============================================================

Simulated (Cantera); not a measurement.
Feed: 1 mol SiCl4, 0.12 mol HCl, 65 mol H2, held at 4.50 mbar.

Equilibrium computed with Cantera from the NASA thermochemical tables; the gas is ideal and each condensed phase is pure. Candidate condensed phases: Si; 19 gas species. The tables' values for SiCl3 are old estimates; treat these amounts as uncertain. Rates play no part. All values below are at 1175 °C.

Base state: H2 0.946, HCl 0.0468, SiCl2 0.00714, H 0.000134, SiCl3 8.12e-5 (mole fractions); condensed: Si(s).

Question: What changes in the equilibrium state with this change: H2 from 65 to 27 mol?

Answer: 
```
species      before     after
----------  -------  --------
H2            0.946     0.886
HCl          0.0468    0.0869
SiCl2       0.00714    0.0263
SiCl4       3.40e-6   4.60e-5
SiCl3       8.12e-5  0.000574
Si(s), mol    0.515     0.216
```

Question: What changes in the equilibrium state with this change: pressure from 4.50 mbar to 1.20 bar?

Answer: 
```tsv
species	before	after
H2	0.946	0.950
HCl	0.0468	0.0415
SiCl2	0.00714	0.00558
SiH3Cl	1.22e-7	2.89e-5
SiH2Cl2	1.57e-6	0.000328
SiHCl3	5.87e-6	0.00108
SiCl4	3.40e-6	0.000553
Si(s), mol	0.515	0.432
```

============================================================

| Assigned task |
The lines above from the one containing "Feed: 1 mol" through the one containing "to 1.20 bar?" are to be set down exactly, and no others.

| Written response |
Feed: 1 mol SiCl4, 0.12 mol HCl, 65 mol H2, held at 4.50 mbar.

Equilibrium computed with Cantera from the NASA thermochemical tables; the gas is ideal and each condensed phase is pure. Candidate condensed phases: Si; 19 gas species. The tables' values for SiCl3 are old estimates; treat these amounts as uncertain. Rates play no part. All values below are at 1175 °C.

Base state: H2 0.946, HCl 0.0468, SiCl2 0.00714, H 0.000134, SiCl3 8.12e-5 (mole fractions); condensed: Si(s).

Question: What changes in the equilibrium state with this change: H2 from 65 to 27 mol?

Answer: 
```
species      before     after
----------  -------  --------
H2            0.946     0.886
HCl          0.0468    0.0869
SiCl2       0.00714    0.0263
SiCl4       3.40e-6   4.60e-5
SiCl3       8.12e-5  0.000574
Si(s), mol    0.515     0.216
```

Question: What changes in the equilibrium state with this change: pressure from 4.50 mbar to 1.20 bar?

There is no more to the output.